ASSIGNED TASK: Each line of the data should be duplicated precisely.

DATASET EXCERPTS:
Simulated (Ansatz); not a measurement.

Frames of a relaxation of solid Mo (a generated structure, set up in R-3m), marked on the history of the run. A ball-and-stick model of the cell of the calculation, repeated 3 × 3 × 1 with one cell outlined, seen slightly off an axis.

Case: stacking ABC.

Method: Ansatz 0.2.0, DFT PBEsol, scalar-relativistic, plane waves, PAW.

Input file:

EXERCISE RESULT:
Simulated (Ansatz); not a measurement.

Frames of a relaxation of solid Mo (a generated structure, set up in R-3m), marked on the history of the run. A ball-and-stick model of the cell of the calculation, repeated 3 × 3 × 1 with one cell outlined, seen slightly off an axis.

Case: stacking ABC.

Method: Ansatz 0.2.0, DFT PBEsol, scalar-relativistic, plane waves, PAW.

Input file:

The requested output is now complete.